Requirement ▸
I'd like every record written out again, exactly as it is.

The data ▸
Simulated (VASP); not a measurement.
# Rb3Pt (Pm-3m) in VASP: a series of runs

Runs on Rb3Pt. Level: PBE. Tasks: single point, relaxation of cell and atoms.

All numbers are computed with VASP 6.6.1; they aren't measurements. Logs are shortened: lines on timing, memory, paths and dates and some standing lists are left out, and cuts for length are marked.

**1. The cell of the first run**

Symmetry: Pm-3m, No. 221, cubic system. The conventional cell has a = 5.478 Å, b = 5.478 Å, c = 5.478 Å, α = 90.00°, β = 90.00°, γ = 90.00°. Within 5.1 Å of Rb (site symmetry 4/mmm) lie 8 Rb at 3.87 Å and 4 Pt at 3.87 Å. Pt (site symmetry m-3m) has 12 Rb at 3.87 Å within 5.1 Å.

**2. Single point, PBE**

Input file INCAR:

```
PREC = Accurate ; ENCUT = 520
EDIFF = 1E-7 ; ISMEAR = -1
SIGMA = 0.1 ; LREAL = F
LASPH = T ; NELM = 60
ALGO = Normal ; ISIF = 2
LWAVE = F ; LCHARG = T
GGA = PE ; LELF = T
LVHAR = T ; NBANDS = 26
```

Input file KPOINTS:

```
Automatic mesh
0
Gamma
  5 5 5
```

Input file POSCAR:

Exercise solution ▸
Simulated (VASP); not a measurement.
# Rb3Pt (Pm-3m) in VASP: a series of runs

Runs on Rb3Pt. Level: PBE. Tasks: single point, relaxation of cell and atoms.

All numbers are computed with VASP 6.6.1; they aren't measurements. Logs are shortened: lines on timing, memory, paths and dates and some standing lists are left out, and cuts for length are marked.

**1. The cell of the first run**

Symmetry: Pm-3m, No. 221, cubic system. The conventional cell has a = 5.478 Å, b = 5.478 Å, c = 5.478 Å, α = 90.00°, β = 90.00°, γ = 90.00°. Within 5.1 Å of Rb (site symmetry 4/mmm) lie 8 Rb at 3.87 Å and 4 Pt at 3.87 Å. Pt (site symmetry m-3m) has 12 Rb at 3.87 Å within 5.1 Å.

**2. Single point, PBE**

Input file INCAR:

```
PREC = Accurate ; ENCUT = 520
EDIFF = 1E-7 ; ISMEAR = -1
SIGMA = 0.1 ; LREAL = F
LASPH = T ; NELM = 60
ALGO = Normal ; ISIF = 2
LWAVE = F ; LCHARG = T
GGA = PE ; LELF = T
LVHAR = T ; NBANDS = 26
```

Input file KPOINTS:

```
Automatic mesh
0
Gamma
  5 5 5
```

Input file POSCAR:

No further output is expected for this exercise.